WORK INSTRUCTION ->
The entries are to be output once more, word for word.

**** INFORMATION SUPPLIED ****
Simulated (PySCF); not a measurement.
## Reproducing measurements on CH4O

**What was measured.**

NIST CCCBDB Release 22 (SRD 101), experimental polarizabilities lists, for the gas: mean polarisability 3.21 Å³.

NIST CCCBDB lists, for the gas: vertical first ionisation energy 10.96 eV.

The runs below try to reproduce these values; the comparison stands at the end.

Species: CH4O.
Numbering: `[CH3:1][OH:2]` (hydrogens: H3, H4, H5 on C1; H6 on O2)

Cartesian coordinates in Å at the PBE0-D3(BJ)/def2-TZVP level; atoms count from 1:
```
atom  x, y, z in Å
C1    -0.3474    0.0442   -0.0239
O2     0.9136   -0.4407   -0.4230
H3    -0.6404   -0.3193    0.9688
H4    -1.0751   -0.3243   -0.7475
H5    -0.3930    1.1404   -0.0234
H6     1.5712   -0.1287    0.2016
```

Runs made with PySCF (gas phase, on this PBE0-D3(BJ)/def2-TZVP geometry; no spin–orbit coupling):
****

WORKED SOLUTION ->
Simulated (PySCF); not a measurement.
## Reproducing measurements on CH4O

**What was measured.**

NIST CCCBDB Release 22 (SRD 101), experimental polarizabilities lists, for the gas: mean polarisability 3.21 Å³.

NIST CCCBDB lists, for the gas: vertical first ionisation energy 10.96 eV.

The runs below try to reproduce these values; the comparison stands at the end.

Species: CH4O.
Numbering: `[CH3:1][OH:2]` (hydrogens: H3, H4, H5 on C1; H6 on O2)

Cartesian coordinates in Å at the PBE0-D3(BJ)/def2-TZVP level; atoms count from 1:
```
atom  x, y, z in Å
C1    -0.3474    0.0442   -0.0239
O2     0.9136   -0.4407   -0.4230
H3    -0.6404   -0.3193    0.9688
H4    -1.0751   -0.3243   -0.7475
H5    -0.3930    1.1404   -0.0234
H6     1.5712   -0.1287    0.2016
```

Runs made with PySCF (gas phase, on this PBE0-D3(BJ)/def2-TZVP geometry; no spin–orbit coupling):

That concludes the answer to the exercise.